§ REQUIRED ACTION
Beginning at the top of the material, repeat each line exactly, and stop once the line with "- Occupations: gaussian, width 0.05 eV" has been written.

§ DATA RECORDS
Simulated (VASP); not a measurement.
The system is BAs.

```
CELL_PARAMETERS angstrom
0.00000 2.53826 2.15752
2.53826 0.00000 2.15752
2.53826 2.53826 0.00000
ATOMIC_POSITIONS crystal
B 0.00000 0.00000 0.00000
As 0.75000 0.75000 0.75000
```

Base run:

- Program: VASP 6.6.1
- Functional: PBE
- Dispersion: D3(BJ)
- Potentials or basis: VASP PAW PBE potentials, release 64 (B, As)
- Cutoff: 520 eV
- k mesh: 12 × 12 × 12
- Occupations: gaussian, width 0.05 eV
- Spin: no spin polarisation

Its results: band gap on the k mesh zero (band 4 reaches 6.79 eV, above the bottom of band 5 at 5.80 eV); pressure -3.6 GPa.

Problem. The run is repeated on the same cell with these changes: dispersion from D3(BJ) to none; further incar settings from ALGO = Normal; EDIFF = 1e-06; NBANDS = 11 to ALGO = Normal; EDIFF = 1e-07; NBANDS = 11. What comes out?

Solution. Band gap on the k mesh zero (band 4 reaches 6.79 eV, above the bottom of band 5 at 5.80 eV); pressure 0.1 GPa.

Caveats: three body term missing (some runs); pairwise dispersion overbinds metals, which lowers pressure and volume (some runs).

§ WRITTEN SOLUTION
Simulated (VASP); not a measurement.
The system is BAs.

```
CELL_PARAMETERS angstrom
0.00000 2.53826 2.15752
2.53826 0.00000 2.15752
2.53826 2.53826 0.00000
ATOMIC_POSITIONS crystal
B 0.00000 0.00000 0.00000
As 0.75000 0.75000 0.75000
```

Base run:

- Program: VASP 6.6.1
- Functional: PBE
- Dispersion: D3(BJ)
- Potentials or basis: VASP PAW PBE potentials, release 64 (B, As)
- Cutoff: 520 eV
- k mesh: 12 × 12 × 12
- Occupations: gaussian, width 0.05 eV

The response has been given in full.